Activity | Set down a word-for-word copy of the data below, limited to the lines from the first through the line with "1.9 | +0.07 |".

Data shown |
****************

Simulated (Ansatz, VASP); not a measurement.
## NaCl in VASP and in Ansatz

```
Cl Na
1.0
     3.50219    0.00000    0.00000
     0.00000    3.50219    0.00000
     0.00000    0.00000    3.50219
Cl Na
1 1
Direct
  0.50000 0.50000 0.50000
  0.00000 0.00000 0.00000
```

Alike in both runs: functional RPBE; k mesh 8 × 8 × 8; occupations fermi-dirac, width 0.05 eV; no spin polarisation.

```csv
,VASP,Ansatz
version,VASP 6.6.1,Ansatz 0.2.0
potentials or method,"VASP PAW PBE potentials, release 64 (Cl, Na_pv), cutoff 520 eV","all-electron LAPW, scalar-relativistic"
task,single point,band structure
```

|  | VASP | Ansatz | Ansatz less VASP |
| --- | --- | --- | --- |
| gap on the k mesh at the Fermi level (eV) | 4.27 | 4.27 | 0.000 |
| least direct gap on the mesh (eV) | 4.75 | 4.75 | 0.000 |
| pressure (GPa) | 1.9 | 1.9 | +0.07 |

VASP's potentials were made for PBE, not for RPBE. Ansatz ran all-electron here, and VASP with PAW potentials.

****************

Exercise output |
Simulated (Ansatz, VASP); not a measurement.
## NaCl in VASP and in Ansatz

```
Cl Na
1.0
     3.50219    0.00000    0.00000
     0.00000    3.50219    0.00000
     0.00000    0.00000    3.50219
Cl Na
1 1
Direct
  0.50000 0.50000 0.50000
  0.00000 0.00000 0.00000
```

Alike in both runs: functional RPBE; k mesh 8 × 8 × 8; occupations fermi-dirac, width 0.05 eV; no spin polarisation.

```csv
,VASP,Ansatz
version,VASP 6.6.1,Ansatz 0.2.0
potentials or method,"VASP PAW PBE potentials, release 64 (Cl, Na_pv), cutoff 520 eV","all-electron LAPW, scalar-relativistic"
task,single point,band structure
```

|  | VASP | Ansatz | Ansatz less VASP |
| --- | --- | --- | --- |
| gap on the k mesh at the Fermi level (eV) | 4.27 | 4.27 | 0.000 |
| least direct gap on the mesh (eV) | 4.75 | 4.75 | 0.000 |
| pressure (GPa) | 1.9 | 1.9 | +0.07 |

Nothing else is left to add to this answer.